▸ ENTRIES PROVIDED
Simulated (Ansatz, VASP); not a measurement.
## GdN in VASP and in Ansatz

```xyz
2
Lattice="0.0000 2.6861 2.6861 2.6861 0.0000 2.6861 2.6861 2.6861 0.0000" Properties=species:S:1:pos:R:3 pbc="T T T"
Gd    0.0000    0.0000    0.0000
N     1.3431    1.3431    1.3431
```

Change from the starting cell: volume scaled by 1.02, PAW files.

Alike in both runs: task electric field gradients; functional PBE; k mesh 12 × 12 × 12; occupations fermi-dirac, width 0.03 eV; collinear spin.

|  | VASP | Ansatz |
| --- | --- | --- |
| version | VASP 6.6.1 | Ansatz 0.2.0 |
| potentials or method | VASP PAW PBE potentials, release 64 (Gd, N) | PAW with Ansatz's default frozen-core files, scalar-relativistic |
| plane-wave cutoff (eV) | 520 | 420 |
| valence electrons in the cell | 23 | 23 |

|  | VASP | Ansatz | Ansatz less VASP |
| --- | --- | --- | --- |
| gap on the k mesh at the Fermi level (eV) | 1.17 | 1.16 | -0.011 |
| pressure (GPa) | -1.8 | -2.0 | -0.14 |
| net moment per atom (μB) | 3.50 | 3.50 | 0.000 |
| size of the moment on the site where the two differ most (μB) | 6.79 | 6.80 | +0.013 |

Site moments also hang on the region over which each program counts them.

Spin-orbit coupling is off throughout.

▸ REQUIRED ACTION
Everything from the first line above up to and including the line that contains "6.80 | +0.013 |" should be printed exactly; please print only that.

▸ ANSWER AREA
Simulated (Ansatz, VASP); not a measurement.
## GdN in VASP and in Ansatz

```xyz
2
Lattice="0.0000 2.6861 2.6861 2.6861 0.0000 2.6861 2.6861 2.6861 0.0000" Properties=species:S:1:pos:R:3 pbc="T T T"
Gd    0.0000    0.0000    0.0000
N     1.3431    1.3431    1.3431
```

Change from the starting cell: volume scaled by 1.02, PAW files.

Alike in both runs: task electric field gradients; functional PBE; k mesh 12 × 12 × 12; occupations fermi-dirac, width 0.03 eV; collinear spin.

|  | VASP | Ansatz |
| --- | --- | --- |
| version | VASP 6.6.1 | Ansatz 0.2.0 |
| potentials or method | VASP PAW PBE potentials, release 64 (Gd, N) | PAW with Ansatz's default frozen-core files, scalar-relativistic |
| plane-wave cutoff (eV) | 520 | 420 |
| valence electrons in the cell | 23 | 23 |

|  | VASP | Ansatz | Ansatz less VASP |
| --- | --- | --- | --- |
| gap on the k mesh at the Fermi level (eV) | 1.17 | 1.16 | -0.011 |
| pressure (GPa) | -1.8 | -2.0 | -0.14 |
| net moment per atom (μB) | 3.50 | 3.50 | 0.000 |
| size of the moment on the site where the two differ most (μB) | 6.79 | 6.80 | +0.013 |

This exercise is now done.